Segment Start: Information supplied

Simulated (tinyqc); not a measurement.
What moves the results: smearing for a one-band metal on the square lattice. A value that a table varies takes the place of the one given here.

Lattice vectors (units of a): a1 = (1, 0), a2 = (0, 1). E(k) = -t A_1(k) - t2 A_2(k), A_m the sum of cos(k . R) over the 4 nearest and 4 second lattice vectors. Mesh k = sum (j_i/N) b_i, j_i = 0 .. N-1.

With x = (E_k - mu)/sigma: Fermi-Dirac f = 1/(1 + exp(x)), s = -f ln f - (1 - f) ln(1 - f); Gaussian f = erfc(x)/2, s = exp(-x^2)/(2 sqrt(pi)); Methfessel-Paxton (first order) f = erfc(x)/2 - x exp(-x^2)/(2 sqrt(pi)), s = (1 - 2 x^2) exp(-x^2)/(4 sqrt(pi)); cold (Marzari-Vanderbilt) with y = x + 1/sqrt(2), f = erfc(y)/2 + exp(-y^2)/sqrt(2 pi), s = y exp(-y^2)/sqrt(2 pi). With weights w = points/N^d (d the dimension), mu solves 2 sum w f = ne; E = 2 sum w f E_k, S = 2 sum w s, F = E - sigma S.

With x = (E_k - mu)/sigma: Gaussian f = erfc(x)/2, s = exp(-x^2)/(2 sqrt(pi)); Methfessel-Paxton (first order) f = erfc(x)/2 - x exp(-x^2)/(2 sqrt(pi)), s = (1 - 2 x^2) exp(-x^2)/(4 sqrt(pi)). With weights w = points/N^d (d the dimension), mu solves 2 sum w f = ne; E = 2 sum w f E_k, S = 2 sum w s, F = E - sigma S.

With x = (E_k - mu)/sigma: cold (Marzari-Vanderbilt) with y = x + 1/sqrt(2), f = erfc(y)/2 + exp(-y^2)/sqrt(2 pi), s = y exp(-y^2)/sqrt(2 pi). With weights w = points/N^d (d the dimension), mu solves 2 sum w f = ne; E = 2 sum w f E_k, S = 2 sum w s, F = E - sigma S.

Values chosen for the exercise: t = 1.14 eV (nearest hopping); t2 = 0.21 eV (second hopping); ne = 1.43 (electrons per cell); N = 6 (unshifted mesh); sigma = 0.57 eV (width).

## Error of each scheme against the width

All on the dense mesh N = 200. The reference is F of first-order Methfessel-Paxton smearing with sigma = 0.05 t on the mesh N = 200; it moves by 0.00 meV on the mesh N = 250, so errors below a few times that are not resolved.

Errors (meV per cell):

Segment End: Information supplied

> Assignment
The reply should hold only the lines from the beginning of the listing to the line with "Lattice vectors (units", both ends included, unchanged.

> Answer space
Simulated (tinyqc); not a measurement.
What moves the results: smearing for a one-band metal on the square lattice. A value that a table varies takes the place of the one given here.

Lattice vectors (units of a): a1 = (1, 0), a2 = (0, 1). E(k) = -t A_1(k) - t2 A_2(k), A_m the sum of cos(k . R) over the 4 nearest and 4 second lattice vectors. Mesh k = sum (j_i/N) b_i, j_i = 0 .. N-1.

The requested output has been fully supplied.